#### Work instruction
Nothing but the records, repeated exactly, should form the response.

#### Dataset
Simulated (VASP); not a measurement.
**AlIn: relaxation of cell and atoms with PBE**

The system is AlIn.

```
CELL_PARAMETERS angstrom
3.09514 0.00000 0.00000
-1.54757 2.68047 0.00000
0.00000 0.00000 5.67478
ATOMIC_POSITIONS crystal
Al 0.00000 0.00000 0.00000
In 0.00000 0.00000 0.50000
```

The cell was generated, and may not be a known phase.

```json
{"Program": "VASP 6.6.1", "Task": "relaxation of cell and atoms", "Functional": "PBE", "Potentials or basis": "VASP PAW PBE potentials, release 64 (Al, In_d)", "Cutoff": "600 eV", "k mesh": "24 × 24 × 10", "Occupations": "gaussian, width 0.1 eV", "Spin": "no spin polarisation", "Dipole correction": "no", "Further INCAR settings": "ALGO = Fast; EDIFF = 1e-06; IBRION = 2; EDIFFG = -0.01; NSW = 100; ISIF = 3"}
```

#### Exercise answer
Simulated (VASP); not a measurement.
**AlIn: relaxation of cell and atoms with PBE**

The system is AlIn.

```
CELL_PARAMETERS angstrom
3.09514 0.00000 0.00000
-1.54757 2.68047 0.00000
0.00000 0.00000 5.67478
ATOMIC_POSITIONS crystal
Al 0.00000 0.00000 0.00000
In 0.00000 0.00000 0.50000
```

The cell was generated, and may not be a known phase.

```json
{"Program": "VASP 6.6.1", "Task": "relaxation of cell and atoms", "Functional": "PBE", "Potentials or basis": "VASP PAW PBE potentials, release 64 (Al, In_d)", "Cutoff": "600 eV", "k mesh": "24 × 24 × 10", "Occupations": "gaussian, width 0.1 eV", "Spin": "no spin polarisation", "Dipole correction": "no", "Further INCAR settings": "ALGO = Fast; EDIFF = 1e-06; IBRION = 2; EDIFFG = -0.01; NSW = 100; ISIF = 3"}
```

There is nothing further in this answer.